* [Work item] Transcribe the listing below only from the line with "Wanted: ground state, empty" up to and including the line with "### Step 2. Ground state".

* [Dataset records]
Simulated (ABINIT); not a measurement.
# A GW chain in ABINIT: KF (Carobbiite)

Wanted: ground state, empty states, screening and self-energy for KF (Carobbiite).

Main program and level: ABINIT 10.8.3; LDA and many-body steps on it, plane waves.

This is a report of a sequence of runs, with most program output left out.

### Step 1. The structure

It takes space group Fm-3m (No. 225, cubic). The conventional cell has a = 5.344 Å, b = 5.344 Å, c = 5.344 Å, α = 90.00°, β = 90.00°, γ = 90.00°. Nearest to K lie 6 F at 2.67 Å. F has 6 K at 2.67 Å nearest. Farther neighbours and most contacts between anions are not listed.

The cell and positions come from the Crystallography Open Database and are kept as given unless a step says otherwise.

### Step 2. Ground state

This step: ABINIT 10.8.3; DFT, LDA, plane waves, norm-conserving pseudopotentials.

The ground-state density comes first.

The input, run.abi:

* [Answer section]
Wanted: ground state, empty states, screening and self-energy for KF (Carobbiite).

Main program and level: ABINIT 10.8.3; LDA and many-body steps on it, plane waves.

This is a report of a sequence of runs, with most program output left out.

### Step 1. The structure

It takes space group Fm-3m (No. 225, cubic). The conventional cell has a = 5.344 Å, b = 5.344 Å, c = 5.344 Å, α = 90.00°, β = 90.00°, γ = 90.00°. Nearest to K lie 6 F at 2.67 Å. F has 6 K at 2.67 Å nearest. Farther neighbours and most contacts between anions are not listed.

The cell and positions come from the Crystallography Open Database and are kept as given unless a step says otherwise.

### Step 2. Ground state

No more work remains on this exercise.